####################

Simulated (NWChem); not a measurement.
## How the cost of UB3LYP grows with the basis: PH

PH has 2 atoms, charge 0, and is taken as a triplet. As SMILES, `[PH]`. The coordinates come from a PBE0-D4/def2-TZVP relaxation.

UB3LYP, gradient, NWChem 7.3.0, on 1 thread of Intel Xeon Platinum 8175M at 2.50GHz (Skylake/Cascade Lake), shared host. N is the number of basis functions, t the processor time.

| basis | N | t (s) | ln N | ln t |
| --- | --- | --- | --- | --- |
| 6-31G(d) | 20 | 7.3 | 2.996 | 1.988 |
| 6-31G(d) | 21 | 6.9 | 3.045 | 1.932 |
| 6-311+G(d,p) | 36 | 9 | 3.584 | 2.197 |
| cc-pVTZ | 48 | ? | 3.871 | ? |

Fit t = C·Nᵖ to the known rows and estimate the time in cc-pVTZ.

####################

◆ WORK REQUEST ◆
Retype the listing. Match it exactly.

◆ WORKED SOLUTION ◆
Simulated (NWChem); not a measurement.
## How the cost of UB3LYP grows with the basis: PH

PH has 2 atoms, charge 0, and is taken as a triplet. As SMILES, `[PH]`. The coordinates come from a PBE0-D4/def2-TZVP relaxation.

UB3LYP, gradient, NWChem 7.3.0, on 1 thread of Intel Xeon Platinum 8175M at 2.50GHz (Skylake/Cascade Lake), shared host. N is the number of basis functions, t the processor time.

| basis | N | t (s) | ln N | ln t |
| --- | --- | --- | --- | --- |
| 6-31G(d) | 20 | 7.3 | 2.996 | 1.988 |
| 6-31G(d) | 21 | 6.9 | 3.045 | 1.932 |
| 6-311+G(d,p) | 36 | 9 | 3.584 | 2.197 |
| cc-pVTZ | 48 | ? | 3.871 | ? |

Fit t = C·Nᵖ to the known rows and estimate the time in cc-pVTZ.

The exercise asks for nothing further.